Work item —
Set down every line of the data, unchanged and complete.

Records provided —
^^^^

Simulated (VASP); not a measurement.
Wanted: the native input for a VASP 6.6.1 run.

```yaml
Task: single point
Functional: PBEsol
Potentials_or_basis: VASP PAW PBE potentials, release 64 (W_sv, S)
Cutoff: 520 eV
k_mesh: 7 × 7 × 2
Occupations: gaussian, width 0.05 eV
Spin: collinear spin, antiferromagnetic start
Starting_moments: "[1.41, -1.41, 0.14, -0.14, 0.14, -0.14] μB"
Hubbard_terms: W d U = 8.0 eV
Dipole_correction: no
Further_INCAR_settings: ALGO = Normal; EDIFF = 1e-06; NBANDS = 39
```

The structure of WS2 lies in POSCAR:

^^^^

Reply —
Simulated (VASP); not a measurement.
Wanted: the native input for a VASP 6.6.1 run.

```yaml
Task: single point
Functional: PBEsol
Potentials_or_basis: VASP PAW PBE potentials, release 64 (W_sv, S)
Cutoff: 520 eV
k_mesh: 7 × 7 × 2
Occupations: gaussian, width 0.05 eV
Spin: collinear spin, antiferromagnetic start
Starting_moments: "[1.41, -1.41, 0.14, -0.14, 0.14, -0.14] μB"
Hubbard_terms: W d U = 8.0 eV
Dipole_correction: no
Further_INCAR_settings: ALGO = Normal; EDIFF = 1e-06; NBANDS = 39
```

The structure of WS2 lies in POSCAR:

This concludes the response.